**Task item**
Without changing a single word, write out every entry.

========================
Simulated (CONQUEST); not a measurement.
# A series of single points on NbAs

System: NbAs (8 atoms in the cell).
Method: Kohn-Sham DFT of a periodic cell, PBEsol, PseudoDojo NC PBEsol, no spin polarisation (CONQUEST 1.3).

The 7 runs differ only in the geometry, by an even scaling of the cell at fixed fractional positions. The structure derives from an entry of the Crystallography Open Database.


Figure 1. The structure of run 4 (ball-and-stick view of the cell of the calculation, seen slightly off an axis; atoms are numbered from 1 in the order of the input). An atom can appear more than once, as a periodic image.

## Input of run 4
========================

**Exercise solution**
Simulated (CONQUEST); not a measurement.
# A series of single points on NbAs

System: NbAs (8 atoms in the cell).
Method: Kohn-Sham DFT of a periodic cell, PBEsol, PseudoDojo NC PBEsol, no spin polarisation (CONQUEST 1.3).

The 7 runs differ only in the geometry, by an even scaling of the cell at fixed fractional positions. The structure derives from an entry of the Crystallography Open Database.


Figure 1. The structure of run 4 (ball-and-stick view of the cell of the calculation, seen slightly off an axis; atoms are numbered from 1 in the order of the input). An atom can appear more than once, as a periodic image.

## Input of run 4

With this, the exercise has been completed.